**Excerpted data:**
────────────────────

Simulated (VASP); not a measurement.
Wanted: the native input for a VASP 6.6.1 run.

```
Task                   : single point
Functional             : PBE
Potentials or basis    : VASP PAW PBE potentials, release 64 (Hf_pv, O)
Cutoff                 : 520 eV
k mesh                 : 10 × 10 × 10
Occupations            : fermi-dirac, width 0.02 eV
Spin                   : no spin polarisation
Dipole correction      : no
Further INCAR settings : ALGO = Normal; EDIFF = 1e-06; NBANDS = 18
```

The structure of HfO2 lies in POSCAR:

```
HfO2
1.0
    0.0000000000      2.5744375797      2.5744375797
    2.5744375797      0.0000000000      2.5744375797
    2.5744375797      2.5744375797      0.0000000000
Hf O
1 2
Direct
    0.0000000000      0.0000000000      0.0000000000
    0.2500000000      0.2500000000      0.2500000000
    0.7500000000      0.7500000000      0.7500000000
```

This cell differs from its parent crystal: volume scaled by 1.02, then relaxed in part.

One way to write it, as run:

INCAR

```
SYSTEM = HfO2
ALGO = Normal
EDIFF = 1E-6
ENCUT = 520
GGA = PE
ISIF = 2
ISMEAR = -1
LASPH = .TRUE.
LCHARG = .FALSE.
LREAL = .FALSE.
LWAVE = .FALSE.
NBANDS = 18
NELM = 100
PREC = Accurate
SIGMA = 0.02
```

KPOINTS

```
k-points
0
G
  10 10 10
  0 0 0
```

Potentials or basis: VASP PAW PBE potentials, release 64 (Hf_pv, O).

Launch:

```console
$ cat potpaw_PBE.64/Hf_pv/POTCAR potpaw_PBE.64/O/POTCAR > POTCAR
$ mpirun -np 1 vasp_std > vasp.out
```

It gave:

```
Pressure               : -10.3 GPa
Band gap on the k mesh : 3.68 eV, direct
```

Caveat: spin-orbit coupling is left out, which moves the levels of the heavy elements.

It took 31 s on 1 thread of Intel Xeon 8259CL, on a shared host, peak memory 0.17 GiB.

────────────────────

**Work request:** Transcribe only, please, the lines from the first line of the records through the line with "Caveat: spin-orbit coupling". Both of those lines are included.

**Your response:**
Simulated (VASP); not a measurement.
Wanted: the native input for a VASP 6.6.1 run.

```
Task                   : single point
Functional             : PBE
Potentials or basis    : VASP PAW PBE potentials, release 64 (Hf_pv, O)
Cutoff                 : 520 eV
k mesh                 : 10 × 10 × 10
Occupations            : fermi-dirac, width 0.02 eV
Spin                   : no spin polarisation
Dipole correction      : no
Further INCAR settings : ALGO = Normal; EDIFF = 1e-06; NBANDS = 18
```

The structure of HfO2 lies in POSCAR:

```
HfO2
1.0
    0.0000000000      2.5744375797      2.5744375797
    2.5744375797      0.0000000000      2.5744375797
    2.5744375797      2.5744375797      0.0000000000
Hf O
1 2
Direct
    0.0000000000      0.0000000000      0.0000000000
    0.2500000000      0.2500000000      0.2500000000
    0.7500000000      0.7500000000      0.7500000000
```

This cell differs from its parent crystal: volume scaled by 1.02, then relaxed in part.

One way to write it, as run:

INCAR

```
SYSTEM = HfO2
ALGO = Normal
EDIFF = 1E-6
ENCUT = 520
GGA = PE
ISIF = 2
ISMEAR = -1
LASPH = .TRUE.
LCHARG = .FALSE.
LREAL = .FALSE.
LWAVE = .FALSE.
NBANDS = 18
NELM = 100
PREC = Accurate
SIGMA = 0.02
```

KPOINTS

```
k-points
0
G
  10 10 10
  0 0 0
```

Potentials or basis: VASP PAW PBE potentials, release 64 (Hf_pv, O).

Launch:

```console
$ cat potpaw_PBE.64/Hf_pv/POTCAR potpaw_PBE.64/O/POTCAR > POTCAR
$ mpirun -np 1 vasp_std > vasp.out
```

It gave:

```
Pressure               : -10.3 GPa
Band gap on the k mesh : 3.68 eV, direct
```

Caveat: spin-orbit coupling is left out, which moves the levels of the heavy elements.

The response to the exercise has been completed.